=== Action item ===
Set down exactly, from the records below, the line with "Two plane-wave programs on ZnAu" through the line with "Change from the", and nothing else.

+--

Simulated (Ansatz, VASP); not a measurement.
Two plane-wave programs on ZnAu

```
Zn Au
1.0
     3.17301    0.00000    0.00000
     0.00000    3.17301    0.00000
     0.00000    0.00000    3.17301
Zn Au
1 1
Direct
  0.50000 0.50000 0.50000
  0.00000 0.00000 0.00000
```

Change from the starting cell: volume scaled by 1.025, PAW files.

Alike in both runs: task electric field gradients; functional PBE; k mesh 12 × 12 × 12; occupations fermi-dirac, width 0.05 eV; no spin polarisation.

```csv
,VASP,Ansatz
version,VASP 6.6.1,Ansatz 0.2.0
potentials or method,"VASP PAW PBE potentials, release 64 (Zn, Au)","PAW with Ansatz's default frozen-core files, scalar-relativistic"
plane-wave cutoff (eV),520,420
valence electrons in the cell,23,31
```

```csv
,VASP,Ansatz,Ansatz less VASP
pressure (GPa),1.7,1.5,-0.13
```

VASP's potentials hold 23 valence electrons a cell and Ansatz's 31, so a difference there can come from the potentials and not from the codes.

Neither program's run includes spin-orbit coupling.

+--

=== Worked solution ===
Two plane-wave programs on ZnAu

```
Zn Au
1.0
     3.17301    0.00000    0.00000
     0.00000    3.17301    0.00000
     0.00000    0.00000    3.17301
Zn Au
1 1
Direct
  0.50000 0.50000 0.50000
  0.00000 0.00000 0.00000
```

Change from the starting cell: volume scaled by 1.025, PAW files.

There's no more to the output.